======== DATA SUPPLIED

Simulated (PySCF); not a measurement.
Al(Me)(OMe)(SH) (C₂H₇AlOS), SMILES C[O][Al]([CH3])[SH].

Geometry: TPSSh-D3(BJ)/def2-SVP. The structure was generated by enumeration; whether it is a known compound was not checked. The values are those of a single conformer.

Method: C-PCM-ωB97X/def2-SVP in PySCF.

================

An exact, complete copy of the records is the expected answer.

Simulated (PySCF); not a measurement.
Al(Me)(OMe)(SH) (C₂H₇AlOS), SMILES C[O][Al]([CH3])[SH].

Geometry: TPSSh-D3(BJ)/def2-SVP. The structure was generated by enumeration; whether it is a known compound was not checked. The values are those of a single conformer.

Method: C-PCM-ωB97X/def2-SVP in PySCF.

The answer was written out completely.